§ **DATA RECORDS**
────────────────

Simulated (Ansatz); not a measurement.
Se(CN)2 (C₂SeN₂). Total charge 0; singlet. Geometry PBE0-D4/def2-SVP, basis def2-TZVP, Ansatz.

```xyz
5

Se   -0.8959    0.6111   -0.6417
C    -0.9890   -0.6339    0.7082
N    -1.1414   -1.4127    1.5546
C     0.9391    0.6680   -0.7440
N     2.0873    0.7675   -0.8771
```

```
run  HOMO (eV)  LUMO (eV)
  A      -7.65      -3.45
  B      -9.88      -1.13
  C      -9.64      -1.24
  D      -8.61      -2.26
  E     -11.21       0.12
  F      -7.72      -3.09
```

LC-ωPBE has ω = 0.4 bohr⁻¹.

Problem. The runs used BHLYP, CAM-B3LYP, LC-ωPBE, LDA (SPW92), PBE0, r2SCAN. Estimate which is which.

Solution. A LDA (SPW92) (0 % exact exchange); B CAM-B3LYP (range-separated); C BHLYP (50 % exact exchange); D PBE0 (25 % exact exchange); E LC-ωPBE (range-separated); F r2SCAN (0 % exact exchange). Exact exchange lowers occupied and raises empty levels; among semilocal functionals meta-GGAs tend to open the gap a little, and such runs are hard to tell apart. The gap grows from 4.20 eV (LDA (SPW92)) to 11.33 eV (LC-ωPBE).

────────────────

§ **ACTION ITEM**
What is needed is an exact transcription of all the data.

§ **ANSWER SPACE**
Simulated (Ansatz); not a measurement.
Se(CN)2 (C₂SeN₂). Total charge 0; singlet. Geometry PBE0-D4/def2-SVP, basis def2-TZVP, Ansatz.

```xyz
5

Se   -0.8959    0.6111   -0.6417
C    -0.9890   -0.6339    0.7082
N    -1.1414   -1.4127    1.5546
C     0.9391    0.6680   -0.7440
N     2.0873    0.7675   -0.8771
```

```
run  HOMO (eV)  LUMO (eV)
  A      -7.65      -3.45
  B      -9.88      -1.13
  C      -9.64      -1.24
  D      -8.61      -2.26
  E     -11.21       0.12
  F      -7.72      -3.09
```

LC-ωPBE has ω = 0.4 bohr⁻¹.

Problem. The runs used BHLYP, CAM-B3LYP, LC-ωPBE, LDA (SPW92), PBE0, r2SCAN. Estimate which is which.

Solution. A LDA (SPW92) (0 % exact exchange); B CAM-B3LYP (range-separated); C BHLYP (50 % exact exchange); D PBE0 (25 % exact exchange); E LC-ωPBE (range-separated); F r2SCAN (0 % exact exchange). Exact exchange lowers occupied and raises empty levels; among semilocal functionals meta-GGAs tend to open the gap a little, and such runs are hard to tell apart. The gap grows from 4.20 eV (LDA (SPW92)) to 11.33 eV (LC-ωPBE).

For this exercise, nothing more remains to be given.